- _ACTIVITY_
Could you output every record below exactly as it appears?

- _SOURCE INFORMATION_
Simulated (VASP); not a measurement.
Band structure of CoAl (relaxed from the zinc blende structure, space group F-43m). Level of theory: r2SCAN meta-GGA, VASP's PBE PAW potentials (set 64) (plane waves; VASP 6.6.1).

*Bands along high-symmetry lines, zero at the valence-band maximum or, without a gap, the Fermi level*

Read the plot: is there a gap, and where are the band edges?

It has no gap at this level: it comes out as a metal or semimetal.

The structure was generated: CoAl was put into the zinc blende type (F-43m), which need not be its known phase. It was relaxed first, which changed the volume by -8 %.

- _ANSWER SECTION_
Simulated (VASP); not a measurement.
Band structure of CoAl (relaxed from the zinc blende structure, space group F-43m). Level of theory: r2SCAN meta-GGA, VASP's PBE PAW potentials (set 64) (plane waves; VASP 6.6.1).

*Bands along high-symmetry lines, zero at the valence-band maximum or, without a gap, the Fermi level*

Read the plot: is there a gap, and where are the band edges?

It has no gap at this level: it comes out as a metal or semimetal.

The structure was generated: CoAl was put into the zinc blende type (F-43m), which need not be its known phase. It was relaxed first, which changed the volume by -8 %.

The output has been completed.